**Brief:**
Retype the full set of data, character for character.

+ + + +

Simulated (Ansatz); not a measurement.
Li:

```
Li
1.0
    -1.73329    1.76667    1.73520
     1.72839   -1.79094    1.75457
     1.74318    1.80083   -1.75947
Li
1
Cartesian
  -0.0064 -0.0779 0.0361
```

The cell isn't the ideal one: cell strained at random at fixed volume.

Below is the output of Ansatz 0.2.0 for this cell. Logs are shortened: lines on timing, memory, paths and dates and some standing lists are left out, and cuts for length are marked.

+ + + +

**Reply:**
Simulated (Ansatz); not a measurement.
Li:

```
Li
1.0
    -1.73329    1.76667    1.73520
     1.72839   -1.79094    1.75457
     1.74318    1.80083   -1.75947
Li
1
Cartesian
  -0.0064 -0.0779 0.0361
```

The cell isn't the ideal one: cell strained at random at fixed volume.

Below is the output of Ansatz 0.2.0 for this cell. Logs are shortened: lines on timing, memory, paths and dates and some standing lists are left out, and cuts for length are marked.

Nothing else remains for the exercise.